WORK TASK:
Could you print out every entry, character for character?

DATA RECORDS:
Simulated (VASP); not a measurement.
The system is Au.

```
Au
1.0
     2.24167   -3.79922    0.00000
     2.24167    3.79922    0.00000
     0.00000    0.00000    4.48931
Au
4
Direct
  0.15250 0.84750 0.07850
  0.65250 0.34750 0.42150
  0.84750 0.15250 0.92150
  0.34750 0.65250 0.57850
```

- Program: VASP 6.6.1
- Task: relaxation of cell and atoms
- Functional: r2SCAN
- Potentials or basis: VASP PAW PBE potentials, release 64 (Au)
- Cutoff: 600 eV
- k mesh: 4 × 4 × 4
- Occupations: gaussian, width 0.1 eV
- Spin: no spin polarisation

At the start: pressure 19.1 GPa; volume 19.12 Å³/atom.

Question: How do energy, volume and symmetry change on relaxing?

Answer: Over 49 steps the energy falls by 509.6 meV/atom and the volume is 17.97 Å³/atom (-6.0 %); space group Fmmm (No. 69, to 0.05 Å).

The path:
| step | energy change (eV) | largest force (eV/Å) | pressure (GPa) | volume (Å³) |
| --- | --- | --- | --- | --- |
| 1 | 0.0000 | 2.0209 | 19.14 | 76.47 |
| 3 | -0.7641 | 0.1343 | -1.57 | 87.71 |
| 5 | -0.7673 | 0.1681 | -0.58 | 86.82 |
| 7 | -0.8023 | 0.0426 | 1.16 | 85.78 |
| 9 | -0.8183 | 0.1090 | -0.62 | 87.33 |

EXERCISE ANSWER:
Simulated (VASP); not a measurement.
The system is Au.

```
Au
1.0
     2.24167   -3.79922    0.00000
     2.24167    3.79922    0.00000
     0.00000    0.00000    4.48931
Au
4
Direct
  0.15250 0.84750 0.07850
  0.65250 0.34750 0.42150
  0.84750 0.15250 0.92150
  0.34750 0.65250 0.57850
```

- Program: VASP 6.6.1
- Task: relaxation of cell and atoms
- Functional: r2SCAN
- Potentials or basis: VASP PAW PBE potentials, release 64 (Au)
- Cutoff: 600 eV
- k mesh: 4 × 4 × 4
- Occupations: gaussian, width 0.1 eV
- Spin: no spin polarisation

At the start: pressure 19.1 GPa; volume 19.12 Å³/atom.

Question: How do energy, volume and symmetry change on relaxing?

Answer: Over 49 steps the energy falls by 509.6 meV/atom and the volume is 17.97 Å³/atom (-6.0 %); space group Fmmm (No. 69, to 0.05 Å).

The path:
| step | energy change (eV) | largest force (eV/Å) | pressure (GPa) | volume (Å³) |
| --- | --- | --- | --- | --- |
| 1 | 0.0000 | 2.0209 | 19.14 | 76.47 |
| 3 | -0.7641 | 0.1343 | -1.57 | 87.71 |
| 5 | -0.7673 | 0.1681 | -0.58 | 86.82 |
| 7 | -0.8023 | 0.0426 | 1.16 | 85.78 |
| 9 | -0.8183 | 0.1090 | -0.62 | 87.33 |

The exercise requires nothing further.